REQUIREMENT
Only one stretch of the data is wanted: the line containing "and annealing atmospheres)**", the line containing "A closed system", and every line between them, copied exactly.

SUPPLIED RECORDS
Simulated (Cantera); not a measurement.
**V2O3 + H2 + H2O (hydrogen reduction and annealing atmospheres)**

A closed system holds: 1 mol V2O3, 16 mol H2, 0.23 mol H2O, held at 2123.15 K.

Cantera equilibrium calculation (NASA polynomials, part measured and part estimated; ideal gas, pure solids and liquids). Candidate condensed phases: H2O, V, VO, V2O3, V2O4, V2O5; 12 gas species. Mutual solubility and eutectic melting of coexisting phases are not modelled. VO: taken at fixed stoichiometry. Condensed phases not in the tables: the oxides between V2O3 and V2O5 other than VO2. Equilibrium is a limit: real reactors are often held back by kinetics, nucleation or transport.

EXERCISE OUTPUT
**V2O3 + H2 + H2O (hydrogen reduction and annealing atmospheres)**

A closed system holds: 1 mol V2O3, 16 mol H2, 0.23 mol H2O, held at 2123.15 K.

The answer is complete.